→ ACTION ITEM:
Return, word for word, the lines of the listing below from the one with "Give the energy" through the one with "31.1, 7.6, 0.0, 5.8, 22.8", and no other lines.

►

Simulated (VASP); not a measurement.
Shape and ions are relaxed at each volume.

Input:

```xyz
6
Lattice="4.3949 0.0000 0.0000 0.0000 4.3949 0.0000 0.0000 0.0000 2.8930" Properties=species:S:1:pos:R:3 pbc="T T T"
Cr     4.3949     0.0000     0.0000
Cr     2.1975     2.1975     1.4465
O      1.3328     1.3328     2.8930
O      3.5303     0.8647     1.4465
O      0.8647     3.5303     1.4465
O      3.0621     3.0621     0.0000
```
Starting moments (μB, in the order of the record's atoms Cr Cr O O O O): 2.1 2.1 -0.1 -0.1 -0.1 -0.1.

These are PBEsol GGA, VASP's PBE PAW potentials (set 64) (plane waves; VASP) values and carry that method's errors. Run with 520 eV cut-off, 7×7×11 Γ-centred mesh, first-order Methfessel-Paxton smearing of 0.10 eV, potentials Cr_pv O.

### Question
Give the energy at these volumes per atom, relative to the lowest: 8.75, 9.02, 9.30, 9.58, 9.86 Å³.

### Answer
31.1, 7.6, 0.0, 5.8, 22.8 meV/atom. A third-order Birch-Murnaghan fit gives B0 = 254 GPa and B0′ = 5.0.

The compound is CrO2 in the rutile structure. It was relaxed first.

◄

→ WRITTEN REPLY:
Give the energy at these volumes per atom, relative to the lowest: 8.75, 9.02, 9.30, 9.58, 9.86 Å³.

### Answer
31.1, 7.6, 0.0, 5.8, 22.8 meV/atom. A third-order Birch-Murnaghan fit gives B0 = 254 GPa and B0′ = 5.0.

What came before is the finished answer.